**Brief**
Go through the records below and write each one out again unchanged.

━━━ Material provided ━━━
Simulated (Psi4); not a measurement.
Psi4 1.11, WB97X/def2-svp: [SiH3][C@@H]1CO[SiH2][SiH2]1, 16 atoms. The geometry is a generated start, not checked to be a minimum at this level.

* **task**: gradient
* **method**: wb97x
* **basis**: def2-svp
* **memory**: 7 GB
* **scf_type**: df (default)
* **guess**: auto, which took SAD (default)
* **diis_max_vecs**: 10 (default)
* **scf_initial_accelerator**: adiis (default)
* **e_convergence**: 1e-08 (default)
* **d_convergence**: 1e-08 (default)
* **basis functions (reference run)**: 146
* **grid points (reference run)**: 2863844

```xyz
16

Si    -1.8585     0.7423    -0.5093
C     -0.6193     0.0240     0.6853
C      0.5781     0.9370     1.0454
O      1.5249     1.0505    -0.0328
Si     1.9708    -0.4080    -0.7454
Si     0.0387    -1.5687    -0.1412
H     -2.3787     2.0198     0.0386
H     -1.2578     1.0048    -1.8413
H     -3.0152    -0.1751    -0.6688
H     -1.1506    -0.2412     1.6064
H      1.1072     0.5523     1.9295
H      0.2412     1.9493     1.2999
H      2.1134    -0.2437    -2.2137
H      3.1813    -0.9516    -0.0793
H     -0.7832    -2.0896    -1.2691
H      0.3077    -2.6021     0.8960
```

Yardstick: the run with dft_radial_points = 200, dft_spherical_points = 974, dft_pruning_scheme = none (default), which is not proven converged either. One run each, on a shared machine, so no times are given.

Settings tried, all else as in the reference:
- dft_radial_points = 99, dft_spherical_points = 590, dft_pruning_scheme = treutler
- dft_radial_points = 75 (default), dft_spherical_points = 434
━━━

**Response**
Simulated (Psi4); not a measurement.
Psi4 1.11, WB97X/def2-svp: [SiH3][C@@H]1CO[SiH2][SiH2]1, 16 atoms. The geometry is a generated start, not checked to be a minimum at this level.

* **task**: gradient
* **method**: wb97x
* **basis**: def2-svp
* **memory**: 7 GB
* **scf_type**: df (default)
* **guess**: auto, which took SAD (default)
* **diis_max_vecs**: 10 (default)
* **scf_initial_accelerator**: adiis (default)
* **e_convergence**: 1e-08 (default)
* **d_convergence**: 1e-08 (default)
* **basis functions (reference run)**: 146
* **grid points (reference run)**: 2863844

```xyz
16

Si    -1.8585     0.7423    -0.5093
C     -0.6193     0.0240     0.6853
C      0.5781     0.9370     1.0454
O      1.5249     1.0505    -0.0328
Si     1.9708    -0.4080    -0.7454
Si     0.0387    -1.5687    -0.1412
H     -2.3787     2.0198     0.0386
H     -1.2578     1.0048    -1.8413
H     -3.0152    -0.1751    -0.6688
H     -1.1506    -0.2412     1.6064
H      1.1072     0.5523     1.9295
H      0.2412     1.9493     1.2999
H      2.1134    -0.2437    -2.2137
H      3.1813    -0.9516    -0.0793
H     -0.7832    -2.0896    -1.2691
H      0.3077    -2.6021     0.8960
```

Yardstick: the run with dft_radial_points = 200, dft_spherical_points = 974, dft_pruning_scheme = none (default), which is not proven converged either. One run each, on a shared machine, so no times are given.

Settings tried, all else as in the reference:
- dft_radial_points = 99, dft_spherical_points = 590, dft_pruning_scheme = treutler
- dft_radial_points = 75 (default), dft_spherical_points = 434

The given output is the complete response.